=== Assignment ===
Look below for the line containing "System: ZnF, net"; from there, print each line exactly up to and including the line containing "Atoms: Zn1, F2. Bonds: Zn1-F2.", and stop.

=== Records supplied ===
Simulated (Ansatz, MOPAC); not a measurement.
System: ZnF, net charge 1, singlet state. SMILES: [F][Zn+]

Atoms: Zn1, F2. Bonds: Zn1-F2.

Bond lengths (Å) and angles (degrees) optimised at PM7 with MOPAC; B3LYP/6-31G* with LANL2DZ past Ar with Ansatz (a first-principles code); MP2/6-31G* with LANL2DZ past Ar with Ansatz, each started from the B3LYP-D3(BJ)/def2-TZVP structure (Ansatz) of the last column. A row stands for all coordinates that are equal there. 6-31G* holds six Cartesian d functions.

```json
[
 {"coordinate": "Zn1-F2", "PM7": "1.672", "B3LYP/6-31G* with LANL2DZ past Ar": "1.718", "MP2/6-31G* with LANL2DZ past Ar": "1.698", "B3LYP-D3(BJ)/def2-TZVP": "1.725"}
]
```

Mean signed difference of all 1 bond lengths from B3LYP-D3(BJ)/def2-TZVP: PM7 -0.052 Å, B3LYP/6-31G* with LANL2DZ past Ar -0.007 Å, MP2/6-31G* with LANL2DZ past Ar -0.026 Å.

=== Exercise answer ===
System: ZnF, net charge 1, singlet state. SMILES: [F][Zn+]

Atoms: Zn1, F2. Bonds: Zn1-F2.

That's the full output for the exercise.